** Required action **
Beginning with the first line of the data below, reproduce every line unchanged, ending with the line that holds "Only Mn and".

** Opening Recorded information block **
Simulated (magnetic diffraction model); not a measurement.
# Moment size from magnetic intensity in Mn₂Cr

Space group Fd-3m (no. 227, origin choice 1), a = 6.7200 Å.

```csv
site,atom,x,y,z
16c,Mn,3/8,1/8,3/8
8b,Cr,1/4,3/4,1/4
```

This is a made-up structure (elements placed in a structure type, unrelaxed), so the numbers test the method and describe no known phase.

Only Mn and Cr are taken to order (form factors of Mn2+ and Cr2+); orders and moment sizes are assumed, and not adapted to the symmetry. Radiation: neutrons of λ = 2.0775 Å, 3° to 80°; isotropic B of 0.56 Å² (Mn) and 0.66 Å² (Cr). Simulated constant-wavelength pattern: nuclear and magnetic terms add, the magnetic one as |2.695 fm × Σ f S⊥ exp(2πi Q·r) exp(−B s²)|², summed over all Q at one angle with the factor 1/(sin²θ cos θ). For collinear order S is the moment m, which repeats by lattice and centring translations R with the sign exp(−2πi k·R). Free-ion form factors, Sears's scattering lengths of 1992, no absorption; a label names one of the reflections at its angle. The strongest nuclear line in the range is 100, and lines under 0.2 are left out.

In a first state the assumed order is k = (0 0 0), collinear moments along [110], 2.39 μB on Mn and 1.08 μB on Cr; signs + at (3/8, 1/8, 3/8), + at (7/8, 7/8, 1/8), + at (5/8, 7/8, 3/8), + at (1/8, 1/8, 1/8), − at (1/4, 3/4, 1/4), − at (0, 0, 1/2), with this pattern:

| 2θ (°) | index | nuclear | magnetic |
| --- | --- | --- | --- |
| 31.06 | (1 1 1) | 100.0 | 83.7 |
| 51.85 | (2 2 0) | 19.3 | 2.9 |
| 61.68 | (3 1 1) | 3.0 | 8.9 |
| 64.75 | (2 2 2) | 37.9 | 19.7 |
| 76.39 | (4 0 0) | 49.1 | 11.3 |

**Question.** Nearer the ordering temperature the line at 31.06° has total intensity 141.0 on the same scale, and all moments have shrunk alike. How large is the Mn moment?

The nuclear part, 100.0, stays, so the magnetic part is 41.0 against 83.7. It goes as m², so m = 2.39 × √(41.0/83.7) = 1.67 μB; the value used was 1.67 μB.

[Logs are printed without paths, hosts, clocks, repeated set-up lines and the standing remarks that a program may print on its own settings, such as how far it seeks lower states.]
** Closing Recorded information block **

** Response box **
Simulated (magnetic diffraction model); not a measurement.
# Moment size from magnetic intensity in Mn₂Cr

Space group Fd-3m (no. 227, origin choice 1), a = 6.7200 Å.

```csv
site,atom,x,y,z
16c,Mn,3/8,1/8,3/8
8b,Cr,1/4,3/4,1/4
```

This is a made-up structure (elements placed in a structure type, unrelaxed), so the numbers test the method and describe no known phase.

Only Mn and Cr are taken to order (form factors of Mn2+ and Cr2+); orders and moment sizes are assumed, and not adapted to the symmetry. Radiation: neutrons of λ = 2.0775 Å, 3° to 80°; isotropic B of 0.56 Å² (Mn) and 0.66 Å² (Cr). Simulated constant-wavelength pattern: nuclear and magnetic terms add, the magnetic one as |2.695 fm × Σ f S⊥ exp(2πi Q·r) exp(−B s²)|², summed over all Q at one angle with the factor 1/(sin²θ cos θ). For collinear order S is the moment m, which repeats by lattice and centring translations R with the sign exp(−2πi k·R). Free-ion form factors, Sears's scattering lengths of 1992, no absorption; a label names one of the reflections at its angle. The strongest nuclear line in the range is 100, and lines under 0.2 are left out.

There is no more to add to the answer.